• • • • • • •

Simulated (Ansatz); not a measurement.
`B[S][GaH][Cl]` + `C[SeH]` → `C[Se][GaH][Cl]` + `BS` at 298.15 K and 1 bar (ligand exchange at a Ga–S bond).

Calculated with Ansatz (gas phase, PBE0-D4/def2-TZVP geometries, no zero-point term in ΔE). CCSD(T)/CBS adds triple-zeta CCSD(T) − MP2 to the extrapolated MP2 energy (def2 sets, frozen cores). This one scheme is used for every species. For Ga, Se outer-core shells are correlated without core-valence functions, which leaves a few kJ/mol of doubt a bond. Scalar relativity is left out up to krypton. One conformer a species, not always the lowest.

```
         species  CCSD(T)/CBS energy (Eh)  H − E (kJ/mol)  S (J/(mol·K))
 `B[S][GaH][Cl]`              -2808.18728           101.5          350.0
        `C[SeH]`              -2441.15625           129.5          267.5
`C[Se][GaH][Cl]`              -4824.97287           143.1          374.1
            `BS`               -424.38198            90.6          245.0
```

• • • • • • •

Work task >>
Retype every entry, keeping each character as it was.

Answer box >>
Simulated (Ansatz); not a measurement.
`B[S][GaH][Cl]` + `C[SeH]` → `C[Se][GaH][Cl]` + `BS` at 298.15 K and 1 bar (ligand exchange at a Ga–S bond).

Calculated with Ansatz (gas phase, PBE0-D4/def2-TZVP geometries, no zero-point term in ΔE). CCSD(T)/CBS adds triple-zeta CCSD(T) − MP2 to the extrapolated MP2 energy (def2 sets, frozen cores). This one scheme is used for every species. For Ga, Se outer-core shells are correlated without core-valence functions, which leaves a few kJ/mol of doubt a bond. Scalar relativity is left out up to krypton. One conformer a species, not always the lowest.

```
         species  CCSD(T)/CBS energy (Eh)  H − E (kJ/mol)  S (J/(mol·K))
 `B[S][GaH][Cl]`              -2808.18728           101.5          350.0
        `C[SeH]`              -2441.15625           129.5          267.5
`C[Se][GaH][Cl]`              -4824.97287           143.1          374.1
            `BS`               -424.38198            90.6          245.0
```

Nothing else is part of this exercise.